- Information:
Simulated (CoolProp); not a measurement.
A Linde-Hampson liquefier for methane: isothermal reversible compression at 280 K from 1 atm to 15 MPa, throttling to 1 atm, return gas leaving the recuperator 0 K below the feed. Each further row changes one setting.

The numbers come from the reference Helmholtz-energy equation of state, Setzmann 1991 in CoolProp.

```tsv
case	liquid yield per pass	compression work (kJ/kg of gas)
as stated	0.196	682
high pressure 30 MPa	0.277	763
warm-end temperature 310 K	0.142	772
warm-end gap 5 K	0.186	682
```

- Brief:
Beginning at the first line of the records, retype exactly every line up to and including the one with "A Linde-Hampson liquefier".

- Written answer:
Simulated (CoolProp); not a measurement.
A Linde-Hampson liquefier for methane: isothermal reversible compression at 280 K from 1 atm to 15 MPa, throttling to 1 atm, return gas leaving the recuperator 0 K below the feed. Each further row changes one setting.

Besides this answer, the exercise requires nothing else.